__Excerpted records__
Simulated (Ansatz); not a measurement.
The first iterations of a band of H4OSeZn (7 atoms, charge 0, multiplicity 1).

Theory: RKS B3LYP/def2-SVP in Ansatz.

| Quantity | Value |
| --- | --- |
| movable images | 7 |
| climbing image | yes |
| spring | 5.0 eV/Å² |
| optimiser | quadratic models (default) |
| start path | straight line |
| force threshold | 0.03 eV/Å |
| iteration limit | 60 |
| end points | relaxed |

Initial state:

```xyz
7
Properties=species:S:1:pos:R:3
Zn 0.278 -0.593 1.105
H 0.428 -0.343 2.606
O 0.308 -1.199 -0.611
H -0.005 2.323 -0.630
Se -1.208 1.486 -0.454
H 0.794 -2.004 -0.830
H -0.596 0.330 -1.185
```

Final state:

__Activity__
Recopy all the entries faithfully, leaving none out.

__Task solution__
Simulated (Ansatz); not a measurement.
The first iterations of a band of H4OSeZn (7 atoms, charge 0, multiplicity 1).

Theory: RKS B3LYP/def2-SVP in Ansatz.

| Quantity | Value |
| --- | --- |
| movable images | 7 |
| climbing image | yes |
| spring | 5.0 eV/Å² |
| optimiser | quadratic models (default) |
| start path | straight line |
| force threshold | 0.03 eV/Å |
| iteration limit | 60 |
| end points | relaxed |

Initial state:

```xyz
7
Properties=species:S:1:pos:R:3
Zn 0.278 -0.593 1.105
H 0.428 -0.343 2.606
O 0.308 -1.199 -0.611
H -0.005 2.323 -0.630
Se -1.208 1.486 -0.454
H 0.794 -2.004 -0.830
H -0.596 0.330 -1.185
```

Final state:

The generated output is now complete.